## Dataset entries
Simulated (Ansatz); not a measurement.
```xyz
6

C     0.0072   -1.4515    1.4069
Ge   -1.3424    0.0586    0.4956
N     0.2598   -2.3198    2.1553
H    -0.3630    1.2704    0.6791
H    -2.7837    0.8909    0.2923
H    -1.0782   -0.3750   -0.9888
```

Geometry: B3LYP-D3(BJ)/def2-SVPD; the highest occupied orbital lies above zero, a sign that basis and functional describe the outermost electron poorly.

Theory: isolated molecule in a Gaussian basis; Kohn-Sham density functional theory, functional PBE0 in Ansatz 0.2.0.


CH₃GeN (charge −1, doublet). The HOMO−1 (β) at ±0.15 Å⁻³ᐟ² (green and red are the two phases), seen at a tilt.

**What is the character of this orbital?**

## Requirement
Each record above is to be reproduced exactly, in full.

## Exercise result
Simulated (Ansatz); not a measurement.
```xyz
6

C     0.0072   -1.4515    1.4069
Ge   -1.3424    0.0586    0.4956
N     0.2598   -2.3198    2.1553
H    -0.3630    1.2704    0.6791
H    -2.7837    0.8909    0.2923
H    -1.0782   -0.3750   -0.9888
```

Geometry: B3LYP-D3(BJ)/def2-SVPD; the highest occupied orbital lies above zero, a sign that basis and functional describe the outermost electron poorly.

Theory: isolated molecule in a Gaussian basis; Kohn-Sham density functional theory, functional PBE0 in Ansatz 0.2.0.


CH₃GeN (charge −1, doublet). The HOMO−1 (β) at ±0.15 Å⁻³ᐟ² (green and red are the two phases), seen at a tilt.

**What is the character of this orbital?**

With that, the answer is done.